**ASSIGNED TASK:**
Quote only the lines from the top of the listing below down to and including the line with "Write the SMILES.".

**RECORDED DATA:**
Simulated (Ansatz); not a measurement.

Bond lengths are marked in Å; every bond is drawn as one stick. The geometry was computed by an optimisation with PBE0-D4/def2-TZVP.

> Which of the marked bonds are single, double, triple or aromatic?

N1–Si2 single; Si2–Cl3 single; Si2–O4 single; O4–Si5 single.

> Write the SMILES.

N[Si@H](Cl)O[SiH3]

**YOUR RESPONSE:**
Simulated (Ansatz); not a measurement.

Bond lengths are marked in Å; every bond is drawn as one stick. The geometry was computed by an optimisation with PBE0-D4/def2-TZVP.

> Which of the marked bonds are single, double, triple or aromatic?

N1–Si2 single; Si2–Cl3 single; Si2–O4 single; O4–Si5 single.

> Write the SMILES.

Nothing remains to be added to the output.